* Requirement
Copy word for word the lines from the start of the records through the line that contains "Q: What happened in the run?", both included.

* Source information
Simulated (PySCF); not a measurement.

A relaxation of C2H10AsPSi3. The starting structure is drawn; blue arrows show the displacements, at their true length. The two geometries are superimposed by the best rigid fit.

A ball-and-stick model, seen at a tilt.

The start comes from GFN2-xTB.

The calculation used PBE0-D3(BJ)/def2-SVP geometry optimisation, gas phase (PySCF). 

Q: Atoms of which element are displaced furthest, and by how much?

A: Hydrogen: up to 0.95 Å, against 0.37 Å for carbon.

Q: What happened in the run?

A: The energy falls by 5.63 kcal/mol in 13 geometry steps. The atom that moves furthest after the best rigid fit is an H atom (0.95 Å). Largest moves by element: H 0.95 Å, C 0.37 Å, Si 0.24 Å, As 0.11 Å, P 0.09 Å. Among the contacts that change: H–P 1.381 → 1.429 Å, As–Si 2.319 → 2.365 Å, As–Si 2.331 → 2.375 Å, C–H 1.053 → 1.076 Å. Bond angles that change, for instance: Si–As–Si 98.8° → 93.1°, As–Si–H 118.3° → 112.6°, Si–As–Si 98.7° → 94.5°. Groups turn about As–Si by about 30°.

* Response
Simulated (PySCF); not a measurement.

A relaxation of C2H10AsPSi3. The starting structure is drawn; blue arrows show the displacements, at their true length. The two geometries are superimposed by the best rigid fit.

A ball-and-stick model, seen at a tilt.

The start comes from GFN2-xTB.

The calculation used PBE0-D3(BJ)/def2-SVP geometry optimisation, gas phase (PySCF). 

Q: Atoms of which element are displaced furthest, and by how much?

A: Hydrogen: up to 0.95 Å, against 0.37 Å for carbon.

Q: What happened in the run?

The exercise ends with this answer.